[[ Excerpted data, beginning ]]
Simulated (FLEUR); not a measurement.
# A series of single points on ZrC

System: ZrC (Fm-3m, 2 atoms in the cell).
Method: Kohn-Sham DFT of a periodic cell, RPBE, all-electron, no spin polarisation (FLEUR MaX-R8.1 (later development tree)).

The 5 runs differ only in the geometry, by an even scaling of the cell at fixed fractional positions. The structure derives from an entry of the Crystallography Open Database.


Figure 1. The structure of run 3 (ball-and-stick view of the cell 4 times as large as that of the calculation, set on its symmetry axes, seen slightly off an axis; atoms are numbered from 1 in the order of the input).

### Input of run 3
[[ Excerpted data, end ]]

**Work instruction:**
Each record above has to be set down again, exactly and completely.

**Expected answer:**
Simulated (FLEUR); not a measurement.
# A series of single points on ZrC

System: ZrC (Fm-3m, 2 atoms in the cell).
Method: Kohn-Sham DFT of a periodic cell, RPBE, all-electron, no spin polarisation (FLEUR MaX-R8.1 (later development tree)).

The 5 runs differ only in the geometry, by an even scaling of the cell at fixed fractional positions. The structure derives from an entry of the Crystallography Open Database.


Figure 1. The structure of run 3 (ball-and-stick view of the cell 4 times as large as that of the calculation, set on its symmetry axes, seen slightly off an axis; atoms are numbered from 1 in the order of the input).

### Input of run 3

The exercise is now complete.